- [Given information]
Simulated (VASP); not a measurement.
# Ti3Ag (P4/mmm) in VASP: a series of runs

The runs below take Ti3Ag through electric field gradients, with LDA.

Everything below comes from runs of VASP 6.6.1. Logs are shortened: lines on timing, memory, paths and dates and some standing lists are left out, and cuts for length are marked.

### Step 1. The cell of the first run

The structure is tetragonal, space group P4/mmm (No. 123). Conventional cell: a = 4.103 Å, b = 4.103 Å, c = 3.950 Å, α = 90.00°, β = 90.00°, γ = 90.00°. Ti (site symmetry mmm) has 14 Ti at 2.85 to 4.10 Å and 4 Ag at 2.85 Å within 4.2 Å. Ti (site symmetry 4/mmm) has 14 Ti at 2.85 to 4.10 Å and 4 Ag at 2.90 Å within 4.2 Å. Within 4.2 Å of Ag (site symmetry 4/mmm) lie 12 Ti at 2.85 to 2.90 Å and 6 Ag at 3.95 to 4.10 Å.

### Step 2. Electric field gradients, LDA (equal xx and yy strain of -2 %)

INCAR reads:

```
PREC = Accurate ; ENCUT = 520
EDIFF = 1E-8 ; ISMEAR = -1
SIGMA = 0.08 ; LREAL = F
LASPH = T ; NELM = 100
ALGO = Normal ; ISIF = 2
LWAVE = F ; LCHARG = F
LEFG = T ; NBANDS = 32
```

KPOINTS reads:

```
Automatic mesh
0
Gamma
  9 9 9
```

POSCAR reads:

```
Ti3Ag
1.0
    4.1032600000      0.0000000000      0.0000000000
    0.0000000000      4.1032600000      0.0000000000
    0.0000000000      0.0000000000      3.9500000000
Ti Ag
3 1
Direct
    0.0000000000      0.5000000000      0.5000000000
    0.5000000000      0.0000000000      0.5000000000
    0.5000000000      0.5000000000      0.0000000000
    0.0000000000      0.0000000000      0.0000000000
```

- [Work item]
Only the lines from the start of the material through the line containing "### Step 1. The cell of the first run" should be repeated, and they should be repeated exactly.

- [Answer box]
Simulated (VASP); not a measurement.
# Ti3Ag (P4/mmm) in VASP: a series of runs

The runs below take Ti3Ag through electric field gradients, with LDA.

Everything below comes from runs of VASP 6.6.1. Logs are shortened: lines on timing, memory, paths and dates and some standing lists are left out, and cuts for length are marked.

### Step 1. The cell of the first run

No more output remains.